> Entries supplied:
########
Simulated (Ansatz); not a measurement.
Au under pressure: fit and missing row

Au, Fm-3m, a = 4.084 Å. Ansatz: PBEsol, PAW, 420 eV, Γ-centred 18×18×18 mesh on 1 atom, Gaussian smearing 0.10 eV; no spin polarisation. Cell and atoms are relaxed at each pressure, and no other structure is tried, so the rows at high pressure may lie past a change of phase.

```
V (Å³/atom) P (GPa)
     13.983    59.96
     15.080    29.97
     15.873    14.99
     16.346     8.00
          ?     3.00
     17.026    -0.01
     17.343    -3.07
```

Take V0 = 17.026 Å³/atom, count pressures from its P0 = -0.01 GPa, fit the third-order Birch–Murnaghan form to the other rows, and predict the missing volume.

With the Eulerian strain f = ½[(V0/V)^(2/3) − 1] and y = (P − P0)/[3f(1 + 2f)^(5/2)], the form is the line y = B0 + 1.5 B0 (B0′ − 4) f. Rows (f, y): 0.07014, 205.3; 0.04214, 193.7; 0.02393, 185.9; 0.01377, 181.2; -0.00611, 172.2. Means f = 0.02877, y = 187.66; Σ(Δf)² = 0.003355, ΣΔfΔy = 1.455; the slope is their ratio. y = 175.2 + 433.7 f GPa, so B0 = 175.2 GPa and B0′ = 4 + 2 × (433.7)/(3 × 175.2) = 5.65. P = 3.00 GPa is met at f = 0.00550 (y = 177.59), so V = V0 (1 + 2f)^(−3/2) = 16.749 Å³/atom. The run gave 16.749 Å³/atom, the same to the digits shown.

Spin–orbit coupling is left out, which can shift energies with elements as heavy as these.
########

> Work instruction:
Copy out word for word each line of the listing, from the very first line down to the line containing "Au under pressure: fit and missing row", and stop after that line.

> Answer area:
Simulated (Ansatz); not a measurement.
Au under pressure: fit and missing row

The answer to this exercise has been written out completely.